**Data extracts:**
==================================================

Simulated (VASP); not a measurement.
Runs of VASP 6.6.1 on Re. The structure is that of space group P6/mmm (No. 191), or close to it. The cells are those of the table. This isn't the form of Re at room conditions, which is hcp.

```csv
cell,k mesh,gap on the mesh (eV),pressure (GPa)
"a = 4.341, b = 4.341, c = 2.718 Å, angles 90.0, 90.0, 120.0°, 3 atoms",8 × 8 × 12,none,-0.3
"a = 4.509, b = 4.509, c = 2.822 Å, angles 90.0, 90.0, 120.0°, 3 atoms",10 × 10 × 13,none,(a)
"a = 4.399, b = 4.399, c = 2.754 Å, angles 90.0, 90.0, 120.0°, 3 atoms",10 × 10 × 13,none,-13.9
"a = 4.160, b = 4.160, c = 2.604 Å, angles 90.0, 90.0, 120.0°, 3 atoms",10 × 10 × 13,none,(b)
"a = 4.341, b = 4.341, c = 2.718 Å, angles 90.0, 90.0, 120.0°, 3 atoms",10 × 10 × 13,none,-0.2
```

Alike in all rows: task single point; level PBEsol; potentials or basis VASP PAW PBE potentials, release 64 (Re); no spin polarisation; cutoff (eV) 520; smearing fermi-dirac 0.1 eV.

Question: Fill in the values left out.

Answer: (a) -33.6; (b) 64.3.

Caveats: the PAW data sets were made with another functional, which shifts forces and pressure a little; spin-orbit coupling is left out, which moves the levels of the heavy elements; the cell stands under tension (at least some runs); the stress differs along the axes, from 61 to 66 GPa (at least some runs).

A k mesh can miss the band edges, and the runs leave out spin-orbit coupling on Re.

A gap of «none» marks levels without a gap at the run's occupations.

==================================================

**Assignment:** Starting with the first line of the listing, output each line exactly until you have included the one containing "Alike in all".

**Response box:**
Simulated (VASP); not a measurement.
Runs of VASP 6.6.1 on Re. The structure is that of space group P6/mmm (No. 191), or close to it. The cells are those of the table. This isn't the form of Re at room conditions, which is hcp.

```csv
cell,k mesh,gap on the mesh (eV),pressure (GPa)
"a = 4.341, b = 4.341, c = 2.718 Å, angles 90.0, 90.0, 120.0°, 3 atoms",8 × 8 × 12,none,-0.3
"a = 4.509, b = 4.509, c = 2.822 Å, angles 90.0, 90.0, 120.0°, 3 atoms",10 × 10 × 13,none,(a)
"a = 4.399, b = 4.399, c = 2.754 Å, angles 90.0, 90.0, 120.0°, 3 atoms",10 × 10 × 13,none,-13.9
"a = 4.160, b = 4.160, c = 2.604 Å, angles 90.0, 90.0, 120.0°, 3 atoms",10 × 10 × 13,none,(b)
"a = 4.341, b = 4.341, c = 2.718 Å, angles 90.0, 90.0, 120.0°, 3 atoms",10 × 10 × 13,none,-0.2
```

Alike in all rows: task single point; level PBEsol; potentials or basis VASP PAW PBE potentials, release 64 (Re); no spin polarisation; cutoff (eV) 520; smearing fermi-dirac 0.1 eV.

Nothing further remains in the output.